Requirement:
Repeat exactly, and only, the lines of the entries below from the one with "- These settings" through the one with "- Hartree-Fock leaves", both ends included.

Information shown:
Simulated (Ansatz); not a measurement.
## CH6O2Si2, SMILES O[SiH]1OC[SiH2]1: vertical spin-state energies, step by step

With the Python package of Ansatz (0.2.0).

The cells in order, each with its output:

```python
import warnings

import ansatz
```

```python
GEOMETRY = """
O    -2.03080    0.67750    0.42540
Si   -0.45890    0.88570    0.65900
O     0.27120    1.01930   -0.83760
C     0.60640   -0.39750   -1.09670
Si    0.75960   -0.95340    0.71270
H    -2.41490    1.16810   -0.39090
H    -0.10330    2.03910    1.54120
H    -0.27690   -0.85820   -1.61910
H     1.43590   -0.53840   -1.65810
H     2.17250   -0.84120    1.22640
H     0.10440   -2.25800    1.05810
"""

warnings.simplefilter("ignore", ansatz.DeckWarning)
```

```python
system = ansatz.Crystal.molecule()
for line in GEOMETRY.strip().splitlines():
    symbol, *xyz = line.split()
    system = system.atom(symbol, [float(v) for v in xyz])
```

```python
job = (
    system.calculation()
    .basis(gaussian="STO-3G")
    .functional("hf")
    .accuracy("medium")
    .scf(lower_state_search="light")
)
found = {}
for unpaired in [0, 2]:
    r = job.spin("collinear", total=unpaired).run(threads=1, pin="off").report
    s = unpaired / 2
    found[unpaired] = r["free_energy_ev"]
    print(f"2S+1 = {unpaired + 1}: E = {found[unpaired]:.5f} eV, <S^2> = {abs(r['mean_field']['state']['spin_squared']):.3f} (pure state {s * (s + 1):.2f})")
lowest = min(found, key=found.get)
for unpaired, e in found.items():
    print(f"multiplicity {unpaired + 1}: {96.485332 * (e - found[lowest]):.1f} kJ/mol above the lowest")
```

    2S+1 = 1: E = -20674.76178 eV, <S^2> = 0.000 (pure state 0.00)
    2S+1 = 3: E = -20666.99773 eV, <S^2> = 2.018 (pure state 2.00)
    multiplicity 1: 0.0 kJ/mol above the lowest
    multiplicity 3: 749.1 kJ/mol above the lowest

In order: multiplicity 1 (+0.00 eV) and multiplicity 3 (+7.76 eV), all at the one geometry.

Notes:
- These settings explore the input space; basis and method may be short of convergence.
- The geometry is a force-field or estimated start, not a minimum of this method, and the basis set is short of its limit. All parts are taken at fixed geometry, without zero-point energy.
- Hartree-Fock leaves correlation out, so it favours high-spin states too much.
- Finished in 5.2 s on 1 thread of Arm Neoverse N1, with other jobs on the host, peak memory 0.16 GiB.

Exercise result:
- These settings explore the input space; basis and method may be short of convergence.
- The geometry is a force-field or estimated start, not a minimum of this method, and the basis set is short of its limit. All parts are taken at fixed geometry, without zero-point energy.
- Hartree-Fock leaves correlation out, so it favours high-spin states too much.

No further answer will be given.